══ THE DATA ══

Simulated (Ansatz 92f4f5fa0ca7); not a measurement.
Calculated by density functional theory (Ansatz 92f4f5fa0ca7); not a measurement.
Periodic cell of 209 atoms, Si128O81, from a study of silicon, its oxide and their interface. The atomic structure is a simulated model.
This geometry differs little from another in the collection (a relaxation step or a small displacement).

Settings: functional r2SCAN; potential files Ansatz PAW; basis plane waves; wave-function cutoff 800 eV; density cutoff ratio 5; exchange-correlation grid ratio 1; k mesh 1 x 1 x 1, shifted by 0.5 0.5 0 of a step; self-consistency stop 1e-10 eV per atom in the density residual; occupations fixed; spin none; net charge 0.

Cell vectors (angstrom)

═══

ASSIGNED TASK: Set down the material above exactly, in full.

RESULT:
Simulated (Ansatz 92f4f5fa0ca7); not a measurement.
Calculated by density functional theory (Ansatz 92f4f5fa0ca7); not a measurement.
Periodic cell of 209 atoms, Si128O81, from a study of silicon, its oxide and their interface. The atomic structure is a simulated model.
This geometry differs little from another in the collection (a relaxation step or a small displacement).

Settings: functional r2SCAN; potential files Ansatz PAW; basis plane waves; wave-function cutoff 800 eV; density cutoff ratio 5; exchange-correlation grid ratio 1; k mesh 1 x 1 x 1, shifted by 0.5 0.5 0 of a step; self-consistency stop 1e-10 eV per atom in the density residual; occupations fixed; spin none; net charge 0.

Cell vectors (angstrom)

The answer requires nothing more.